Work instruction:
Your task is to quote the records from their first line through the line containing "Task: a convergence", with nothing added or left out.

Dataset:
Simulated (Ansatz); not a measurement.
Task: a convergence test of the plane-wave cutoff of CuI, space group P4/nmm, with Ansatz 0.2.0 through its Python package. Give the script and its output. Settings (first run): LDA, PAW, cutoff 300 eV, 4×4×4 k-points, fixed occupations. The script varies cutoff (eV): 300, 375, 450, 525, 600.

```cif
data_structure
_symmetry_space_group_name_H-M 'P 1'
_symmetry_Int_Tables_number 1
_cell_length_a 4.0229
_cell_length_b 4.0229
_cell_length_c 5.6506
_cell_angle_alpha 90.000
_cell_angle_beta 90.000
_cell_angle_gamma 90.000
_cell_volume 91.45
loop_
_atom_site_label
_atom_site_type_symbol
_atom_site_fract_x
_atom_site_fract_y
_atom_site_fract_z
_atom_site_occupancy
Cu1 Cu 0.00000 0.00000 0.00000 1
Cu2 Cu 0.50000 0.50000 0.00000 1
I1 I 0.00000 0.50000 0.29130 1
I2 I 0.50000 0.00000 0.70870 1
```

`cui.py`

Written answer:
Simulated (Ansatz); not a measurement.
Task: a convergence test of the plane-wave cutoff of CuI, space group P4/nmm, with Ansatz 0.2.0 through its Python package. Give the script and its output. Settings (first run): LDA, PAW, cutoff 300 eV, 4×4×4 k-points, fixed occupations. The script varies cutoff (eV): 300, 375, 450, 525, 600.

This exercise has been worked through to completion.